§ **WORK REQUEST**
The required output is every line from the beginning of the entries below through the line that includes "Answer: They run", copied exactly.

§ **EXTRACTED RECORDS**
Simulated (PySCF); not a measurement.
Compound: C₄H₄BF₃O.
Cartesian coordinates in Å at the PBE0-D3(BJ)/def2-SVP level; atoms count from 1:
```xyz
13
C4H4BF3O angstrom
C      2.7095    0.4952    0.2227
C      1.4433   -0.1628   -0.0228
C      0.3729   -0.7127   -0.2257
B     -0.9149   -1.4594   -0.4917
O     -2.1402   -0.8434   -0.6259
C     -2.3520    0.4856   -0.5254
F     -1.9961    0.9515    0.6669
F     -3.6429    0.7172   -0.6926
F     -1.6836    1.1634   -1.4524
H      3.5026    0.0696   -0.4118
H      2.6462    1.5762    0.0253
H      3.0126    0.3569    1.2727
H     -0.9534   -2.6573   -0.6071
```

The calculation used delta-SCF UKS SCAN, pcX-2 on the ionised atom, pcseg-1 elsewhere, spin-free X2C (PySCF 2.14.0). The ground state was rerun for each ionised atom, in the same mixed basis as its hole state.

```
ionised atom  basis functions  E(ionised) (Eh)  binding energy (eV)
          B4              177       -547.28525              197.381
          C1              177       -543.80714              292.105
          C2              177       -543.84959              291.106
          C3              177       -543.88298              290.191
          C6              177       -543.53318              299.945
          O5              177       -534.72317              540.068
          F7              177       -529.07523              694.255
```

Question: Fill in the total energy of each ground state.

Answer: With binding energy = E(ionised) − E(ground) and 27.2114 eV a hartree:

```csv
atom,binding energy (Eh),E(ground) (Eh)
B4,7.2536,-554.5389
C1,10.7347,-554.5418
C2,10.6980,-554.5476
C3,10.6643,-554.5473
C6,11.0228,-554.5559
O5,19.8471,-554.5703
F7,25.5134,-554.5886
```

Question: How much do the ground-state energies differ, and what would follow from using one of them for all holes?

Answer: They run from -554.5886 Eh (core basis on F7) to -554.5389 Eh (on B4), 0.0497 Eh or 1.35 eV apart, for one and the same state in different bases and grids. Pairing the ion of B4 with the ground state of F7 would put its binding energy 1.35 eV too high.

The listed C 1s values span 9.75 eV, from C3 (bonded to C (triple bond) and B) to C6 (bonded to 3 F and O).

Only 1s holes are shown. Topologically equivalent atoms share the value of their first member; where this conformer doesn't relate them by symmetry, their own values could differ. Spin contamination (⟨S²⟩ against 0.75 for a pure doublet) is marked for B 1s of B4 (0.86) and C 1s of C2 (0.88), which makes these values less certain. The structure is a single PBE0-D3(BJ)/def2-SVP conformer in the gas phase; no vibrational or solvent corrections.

§ **ANSWER SPACE**
Simulated (PySCF); not a measurement.
Compound: C₄H₄BF₃O.
Cartesian coordinates in Å at the PBE0-D3(BJ)/def2-SVP level; atoms count from 1:
```xyz
13
C4H4BF3O angstrom
C      2.7095    0.4952    0.2227
C      1.4433   -0.1628   -0.0228
C      0.3729   -0.7127   -0.2257
B     -0.9149   -1.4594   -0.4917
O     -2.1402   -0.8434   -0.6259
C     -2.3520    0.4856   -0.5254
F     -1.9961    0.9515    0.6669
F     -3.6429    0.7172   -0.6926
F     -1.6836    1.1634   -1.4524
H      3.5026    0.0696   -0.4118
H      2.6462    1.5762    0.0253
H      3.0126    0.3569    1.2727
H     -0.9534   -2.6573   -0.6071
```

The calculation used delta-SCF UKS SCAN, pcX-2 on the ionised atom, pcseg-1 elsewhere, spin-free X2C (PySCF 2.14.0). The ground state was rerun for each ionised atom, in the same mixed basis as its hole state.

```
ionised atom  basis functions  E(ionised) (Eh)  binding energy (eV)
          B4              177       -547.28525              197.381
          C1              177       -543.80714              292.105
          C2              177       -543.84959              291.106
          C3              177       -543.88298              290.191
          C6              177       -543.53318              299.945
          O5              177       -534.72317              540.068
          F7              177       -529.07523              694.255
```

Question: Fill in the total energy of each ground state.

Answer: With binding energy = E(ionised) − E(ground) and 27.2114 eV a hartree:

```csv
atom,binding energy (Eh),E(ground) (Eh)
B4,7.2536,-554.5389
C1,10.7347,-554.5418
C2,10.6980,-554.5476
C3,10.6643,-554.5473
C6,11.0228,-554.5559
O5,19.8471,-554.5703
F7,25.5134,-554.5886
```

Question: How much do the ground-state energies differ, and what would follow from using one of them for all holes?

Answer: They run from -554.5886 Eh (core basis on F7) to -554.5389 Eh (on B4), 0.0497 Eh or 1.35 eV apart, for one and the same state in different bases and grids. Pairing the ion of B4 with the ground state of F7 would put its binding energy 1.35 eV too high.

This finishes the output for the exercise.